**Data under study**.
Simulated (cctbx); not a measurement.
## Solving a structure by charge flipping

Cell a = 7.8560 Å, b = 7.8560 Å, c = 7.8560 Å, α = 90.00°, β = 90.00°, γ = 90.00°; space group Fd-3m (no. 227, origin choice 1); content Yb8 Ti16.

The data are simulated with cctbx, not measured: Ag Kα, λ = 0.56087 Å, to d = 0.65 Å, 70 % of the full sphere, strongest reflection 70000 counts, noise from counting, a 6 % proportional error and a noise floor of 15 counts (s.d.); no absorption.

**Work order**. Your response must contain all of the records, copied exactly.

**Worked solution**.
Simulated (cctbx); not a measurement.
## Solving a structure by charge flipping

Cell a = 7.8560 Å, b = 7.8560 Å, c = 7.8560 Å, α = 90.00°, β = 90.00°, γ = 90.00°; space group Fd-3m (no. 227, origin choice 1); content Yb8 Ti16.

The data are simulated with cctbx, not measured: Ag Kα, λ = 0.56087 Å, to d = 0.65 Å, 70 % of the full sphere, strongest reflection 70000 counts, noise from counting, a 6 % proportional error and a noise floor of 15 counts (s.d.); no absorption.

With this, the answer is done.